Task item |
A word-for-word transcription of the data below is required.

Material shown |
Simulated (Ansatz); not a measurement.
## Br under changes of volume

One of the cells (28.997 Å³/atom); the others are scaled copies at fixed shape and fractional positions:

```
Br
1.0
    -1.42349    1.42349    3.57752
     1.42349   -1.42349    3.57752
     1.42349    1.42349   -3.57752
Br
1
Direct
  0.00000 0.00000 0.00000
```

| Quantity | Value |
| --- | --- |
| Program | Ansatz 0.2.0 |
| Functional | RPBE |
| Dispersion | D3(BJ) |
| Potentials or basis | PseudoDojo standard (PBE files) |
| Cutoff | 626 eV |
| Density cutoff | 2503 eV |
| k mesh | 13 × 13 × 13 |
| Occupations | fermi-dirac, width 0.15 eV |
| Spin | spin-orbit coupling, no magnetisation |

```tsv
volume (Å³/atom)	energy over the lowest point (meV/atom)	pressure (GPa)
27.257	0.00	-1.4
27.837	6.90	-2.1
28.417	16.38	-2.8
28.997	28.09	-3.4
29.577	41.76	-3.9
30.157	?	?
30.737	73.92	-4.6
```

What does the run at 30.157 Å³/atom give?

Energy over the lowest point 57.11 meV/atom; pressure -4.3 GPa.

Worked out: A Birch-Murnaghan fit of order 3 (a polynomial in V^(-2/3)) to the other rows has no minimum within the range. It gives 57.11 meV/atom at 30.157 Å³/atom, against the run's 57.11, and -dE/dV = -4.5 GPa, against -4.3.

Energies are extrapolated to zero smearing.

Your response |
Simulated (Ansatz); not a measurement.
## Br under changes of volume

One of the cells (28.997 Å³/atom); the others are scaled copies at fixed shape and fractional positions:

```
Br
1.0
    -1.42349    1.42349    3.57752
     1.42349   -1.42349    3.57752
     1.42349    1.42349   -3.57752
Br
1
Direct
  0.00000 0.00000 0.00000
```

| Quantity | Value |
| --- | --- |
| Program | Ansatz 0.2.0 |
| Functional | RPBE |
| Dispersion | D3(BJ) |
| Potentials or basis | PseudoDojo standard (PBE files) |
| Cutoff | 626 eV |
| Density cutoff | 2503 eV |
| k mesh | 13 × 13 × 13 |
| Occupations | fermi-dirac, width 0.15 eV |
| Spin | spin-orbit coupling, no magnetisation |

```tsv
volume (Å³/atom)	energy over the lowest point (meV/atom)	pressure (GPa)
27.257	0.00	-1.4
27.837	6.90	-2.1
28.417	16.38	-2.8
28.997	28.09	-3.4
29.577	41.76	-3.9
30.157	?	?
30.737	73.92	-4.6
```

What does the run at 30.157 Å³/atom give?

Energy over the lowest point 57.11 meV/atom; pressure -4.3 GPa.

Worked out: A Birch-Murnaghan fit of order 3 (a polynomial in V^(-2/3)) to the other rows has no minimum within the range. It gives 57.11 meV/atom at 30.157 Å³/atom, against the run's 57.11, and -dE/dV = -4.5 GPa, against -4.3.

Energies are extrapolated to zero smearing.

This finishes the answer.